ACTIVITY
What is needed is an exact copy of all the entries.

*** Opening DATA SECTION ***

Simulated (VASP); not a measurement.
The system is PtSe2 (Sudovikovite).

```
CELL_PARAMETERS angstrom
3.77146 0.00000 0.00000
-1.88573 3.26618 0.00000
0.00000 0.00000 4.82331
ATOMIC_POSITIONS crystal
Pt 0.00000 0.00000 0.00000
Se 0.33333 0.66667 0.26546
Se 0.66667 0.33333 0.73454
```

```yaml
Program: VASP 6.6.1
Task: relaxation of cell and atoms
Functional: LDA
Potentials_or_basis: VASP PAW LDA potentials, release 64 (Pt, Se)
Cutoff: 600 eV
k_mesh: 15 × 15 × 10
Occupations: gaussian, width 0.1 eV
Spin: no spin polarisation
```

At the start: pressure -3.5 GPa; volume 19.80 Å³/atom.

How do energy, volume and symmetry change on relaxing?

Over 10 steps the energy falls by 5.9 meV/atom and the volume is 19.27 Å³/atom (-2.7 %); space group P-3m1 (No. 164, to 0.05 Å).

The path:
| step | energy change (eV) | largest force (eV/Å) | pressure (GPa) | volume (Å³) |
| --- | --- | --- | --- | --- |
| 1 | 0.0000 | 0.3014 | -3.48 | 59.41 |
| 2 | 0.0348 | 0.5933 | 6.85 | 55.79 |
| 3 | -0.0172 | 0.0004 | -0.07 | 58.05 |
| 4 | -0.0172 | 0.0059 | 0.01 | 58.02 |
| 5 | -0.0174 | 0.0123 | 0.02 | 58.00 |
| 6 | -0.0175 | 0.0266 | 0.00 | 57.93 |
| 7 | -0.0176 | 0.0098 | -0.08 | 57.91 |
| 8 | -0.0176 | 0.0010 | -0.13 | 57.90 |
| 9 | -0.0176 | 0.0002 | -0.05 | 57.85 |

*** Closing DATA SECTION ***

SOLUTION
Simulated (VASP); not a measurement.
The system is PtSe2 (Sudovikovite).

```
CELL_PARAMETERS angstrom
3.77146 0.00000 0.00000
-1.88573 3.26618 0.00000
0.00000 0.00000 4.82331
ATOMIC_POSITIONS crystal
Pt 0.00000 0.00000 0.00000
Se 0.33333 0.66667 0.26546
Se 0.66667 0.33333 0.73454
```

```yaml
Program: VASP 6.6.1
Task: relaxation of cell and atoms
Functional: LDA
Potentials_or_basis: VASP PAW LDA potentials, release 64 (Pt, Se)
Cutoff: 600 eV
k_mesh: 15 × 15 × 10
Occupations: gaussian, width 0.1 eV
Spin: no spin polarisation
```

At the start: pressure -3.5 GPa; volume 19.80 Å³/atom.

How do energy, volume and symmetry change on relaxing?

Over 10 steps the energy falls by 5.9 meV/atom and the volume is 19.27 Å³/atom (-2.7 %); space group P-3m1 (No. 164, to 0.05 Å).

The path:
| step | energy change (eV) | largest force (eV/Å) | pressure (GPa) | volume (Å³) |
| --- | --- | --- | --- | --- |
| 1 | 0.0000 | 0.3014 | -3.48 | 59.41 |
| 2 | 0.0348 | 0.5933 | 6.85 | 55.79 |
| 3 | -0.0172 | 0.0004 | -0.07 | 58.05 |
| 4 | -0.0172 | 0.0059 | 0.01 | 58.02 |
| 5 | -0.0174 | 0.0123 | 0.02 | 58.00 |
| 6 | -0.0175 | 0.0266 | 0.00 | 57.93 |
| 7 | -0.0176 | 0.0098 | -0.08 | 57.91 |
| 8 | -0.0176 | 0.0010 | -0.13 | 57.90 |
| 9 | -0.0176 | 0.0002 | -0.05 | 57.85 |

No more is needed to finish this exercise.